----------

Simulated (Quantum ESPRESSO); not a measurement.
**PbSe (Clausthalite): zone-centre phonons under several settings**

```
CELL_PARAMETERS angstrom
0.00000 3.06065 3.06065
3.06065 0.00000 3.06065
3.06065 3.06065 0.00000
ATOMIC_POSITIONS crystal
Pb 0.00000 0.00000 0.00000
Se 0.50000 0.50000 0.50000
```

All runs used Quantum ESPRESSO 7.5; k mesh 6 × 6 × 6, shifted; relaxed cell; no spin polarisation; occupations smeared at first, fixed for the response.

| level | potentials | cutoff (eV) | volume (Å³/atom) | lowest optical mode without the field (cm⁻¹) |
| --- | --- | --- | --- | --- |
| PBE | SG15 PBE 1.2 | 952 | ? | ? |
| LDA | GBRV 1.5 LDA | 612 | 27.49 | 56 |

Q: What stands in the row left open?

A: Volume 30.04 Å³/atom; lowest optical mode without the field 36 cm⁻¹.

----------

• **WORK INSTRUCTION**:
The answer must hold exactly the lines of the entries above, from the first line through the line that contains "Q: What stands in the row left open?", and no others.

• **RESULT**:
Simulated (Quantum ESPRESSO); not a measurement.
**PbSe (Clausthalite): zone-centre phonons under several settings**

```
CELL_PARAMETERS angstrom
0.00000 3.06065 3.06065
3.06065 0.00000 3.06065
3.06065 3.06065 0.00000
ATOMIC_POSITIONS crystal
Pb 0.00000 0.00000 0.00000
Se 0.50000 0.50000 0.50000
```

All runs used Quantum ESPRESSO 7.5; k mesh 6 × 6 × 6, shifted; relaxed cell; no spin polarisation; occupations smeared at first, fixed for the response.

| level | potentials | cutoff (eV) | volume (Å³/atom) | lowest optical mode without the field (cm⁻¹) |
| --- | --- | --- | --- | --- |
| PBE | SG15 PBE 1.2 | 952 | ? | ? |
| LDA | GBRV 1.5 LDA | 612 | 27.49 | 56 |

Q: What stands in the row left open?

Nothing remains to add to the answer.